Transcribe the records below exactly as written, from the opening line through the line that contains "The run is converged, with".

[ENTRIES SUPPLIED — start]

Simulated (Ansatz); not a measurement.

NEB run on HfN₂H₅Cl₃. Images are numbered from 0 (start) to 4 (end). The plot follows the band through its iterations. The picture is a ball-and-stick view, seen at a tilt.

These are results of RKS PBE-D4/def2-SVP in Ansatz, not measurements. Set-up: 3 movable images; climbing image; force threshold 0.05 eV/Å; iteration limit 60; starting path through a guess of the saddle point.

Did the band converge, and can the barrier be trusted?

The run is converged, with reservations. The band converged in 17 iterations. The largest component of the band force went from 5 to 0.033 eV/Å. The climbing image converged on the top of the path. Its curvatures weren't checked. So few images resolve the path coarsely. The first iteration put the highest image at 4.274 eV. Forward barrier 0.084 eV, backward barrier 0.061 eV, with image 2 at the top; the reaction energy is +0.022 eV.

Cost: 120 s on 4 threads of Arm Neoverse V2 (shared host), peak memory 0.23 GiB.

[ENTRIES SUPPLIED — finish]

# SOLUTION
Simulated (Ansatz); not a measurement.

NEB run on HfN₂H₅Cl₃. Images are numbered from 0 (start) to 4 (end). The plot follows the band through its iterations. The picture is a ball-and-stick view, seen at a tilt.

These are results of RKS PBE-D4/def2-SVP in Ansatz, not measurements. Set-up: 3 movable images; climbing image; force threshold 0.05 eV/Å; iteration limit 60; starting path through a guess of the saddle point.

Did the band converge, and can the barrier be trusted?

The run is converged, with reservations. The band converged in 17 iterations. The largest component of the band force went from 5 to 0.033 eV/Å. The climbing image converged on the top of the path. Its curvatures weren't checked. So few images resolve the path coarsely. The first iteration put the highest image at 4.274 eV. Forward barrier 0.084 eV, backward barrier 0.061 eV, with image 2 at the top; the reaction energy is +0.022 eV.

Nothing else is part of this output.